> _Activity_
Your job with the data below is to output exactly the lines from the one holding "Input and output" down to the one holding "Moments meant for", both included, and no others.

(Data section)
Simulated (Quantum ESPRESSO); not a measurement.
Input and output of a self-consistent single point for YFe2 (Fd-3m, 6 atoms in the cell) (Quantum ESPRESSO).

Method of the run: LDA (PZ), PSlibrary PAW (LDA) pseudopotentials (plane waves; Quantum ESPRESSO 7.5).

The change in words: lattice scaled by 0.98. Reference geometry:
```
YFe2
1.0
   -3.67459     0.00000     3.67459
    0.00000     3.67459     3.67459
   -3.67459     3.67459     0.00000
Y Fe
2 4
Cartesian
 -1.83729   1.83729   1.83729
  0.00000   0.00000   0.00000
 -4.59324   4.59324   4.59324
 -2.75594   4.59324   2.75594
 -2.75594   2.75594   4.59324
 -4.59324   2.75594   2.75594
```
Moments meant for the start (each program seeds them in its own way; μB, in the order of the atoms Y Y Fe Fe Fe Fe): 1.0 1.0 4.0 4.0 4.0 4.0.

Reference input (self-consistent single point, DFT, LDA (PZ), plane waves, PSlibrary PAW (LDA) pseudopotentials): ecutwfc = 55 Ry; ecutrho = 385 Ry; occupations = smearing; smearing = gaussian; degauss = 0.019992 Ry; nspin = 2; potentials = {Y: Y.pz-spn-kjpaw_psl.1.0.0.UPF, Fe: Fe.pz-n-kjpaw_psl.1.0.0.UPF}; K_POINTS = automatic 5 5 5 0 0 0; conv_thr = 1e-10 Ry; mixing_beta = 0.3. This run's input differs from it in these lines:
(End Data section)

> _Task result_
Input and output of a self-consistent single point for YFe2 (Fd-3m, 6 atoms in the cell) (Quantum ESPRESSO).

Method of the run: LDA (PZ), PSlibrary PAW (LDA) pseudopotentials (plane waves; Quantum ESPRESSO 7.5).

The change in words: lattice scaled by 0.98. Reference geometry:
```
YFe2
1.0
   -3.67459     0.00000     3.67459
    0.00000     3.67459     3.67459
   -3.67459     3.67459     0.00000
Y Fe
2 4
Cartesian
 -1.83729   1.83729   1.83729
  0.00000   0.00000   0.00000
 -4.59324   4.59324   4.59324
 -2.75594   4.59324   2.75594
 -2.75594   2.75594   4.59324
 -4.59324   2.75594   2.75594
```
Moments meant for the start (each program seeds them in its own way; μB, in the order of the atoms Y Y Fe Fe Fe Fe): 1.0 1.0 4.0 4.0 4.0 4.0.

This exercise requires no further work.